* REQUIRED ACTION
Nothing should be left out: write out the whole listing exactly.

+ + +

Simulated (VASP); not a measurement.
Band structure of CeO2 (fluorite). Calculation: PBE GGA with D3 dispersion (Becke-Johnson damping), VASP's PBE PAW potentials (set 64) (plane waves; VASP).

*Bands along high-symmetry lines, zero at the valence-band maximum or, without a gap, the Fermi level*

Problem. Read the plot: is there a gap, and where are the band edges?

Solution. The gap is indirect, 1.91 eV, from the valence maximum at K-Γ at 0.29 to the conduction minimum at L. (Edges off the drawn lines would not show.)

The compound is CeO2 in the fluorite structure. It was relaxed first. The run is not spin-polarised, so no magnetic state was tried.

+ + +

* EXERCISE ANSWER
Simulated (VASP); not a measurement.
Band structure of CeO2 (fluorite). Calculation: PBE GGA with D3 dispersion (Becke-Johnson damping), VASP's PBE PAW potentials (set 64) (plane waves; VASP).

*Bands along high-symmetry lines, zero at the valence-band maximum or, without a gap, the Fermi level*

Problem. Read the plot: is there a gap, and where are the band edges?

Solution. The gap is indirect, 1.91 eV, from the valence maximum at K-Γ at 0.29 to the conduction minimum at L. (Edges off the drawn lines would not show.)

The compound is CeO2 in the fluorite structure. It was relaxed first. The run is not spin-polarised, so no magnetic state was tried.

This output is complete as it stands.